> REQUIRED ACTION: Word for word, transcribe the material below from its first line to the line with "A perfectly stirred", both included.

> DATA PROVIDED:
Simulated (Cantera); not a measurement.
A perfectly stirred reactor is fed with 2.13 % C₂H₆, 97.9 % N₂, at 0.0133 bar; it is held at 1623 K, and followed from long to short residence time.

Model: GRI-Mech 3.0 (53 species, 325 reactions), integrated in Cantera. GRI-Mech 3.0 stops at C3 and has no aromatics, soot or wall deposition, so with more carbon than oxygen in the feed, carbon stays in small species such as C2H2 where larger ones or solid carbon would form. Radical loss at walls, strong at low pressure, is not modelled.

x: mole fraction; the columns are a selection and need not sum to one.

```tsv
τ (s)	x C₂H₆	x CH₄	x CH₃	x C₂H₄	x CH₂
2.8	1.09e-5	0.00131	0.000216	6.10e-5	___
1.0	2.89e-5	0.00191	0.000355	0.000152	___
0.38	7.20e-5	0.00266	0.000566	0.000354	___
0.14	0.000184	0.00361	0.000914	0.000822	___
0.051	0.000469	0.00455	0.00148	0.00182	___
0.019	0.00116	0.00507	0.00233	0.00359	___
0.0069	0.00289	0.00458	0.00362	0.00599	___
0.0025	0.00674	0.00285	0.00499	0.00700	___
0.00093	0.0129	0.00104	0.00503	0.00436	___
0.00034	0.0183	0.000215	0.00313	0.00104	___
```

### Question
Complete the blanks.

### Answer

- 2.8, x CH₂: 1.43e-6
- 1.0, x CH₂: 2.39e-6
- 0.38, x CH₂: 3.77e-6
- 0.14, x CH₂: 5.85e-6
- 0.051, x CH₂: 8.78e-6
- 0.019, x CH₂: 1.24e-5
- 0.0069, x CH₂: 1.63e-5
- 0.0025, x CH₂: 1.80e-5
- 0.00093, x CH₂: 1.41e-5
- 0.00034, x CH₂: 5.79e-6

> SOLUTION:
Simulated (Cantera); not a measurement.
A perfectly stirred reactor is fed with 2.13 % C₂H₆, 97.9 % N₂, at 0.0133 bar; it is held at 1623 K, and followed from long to short residence time.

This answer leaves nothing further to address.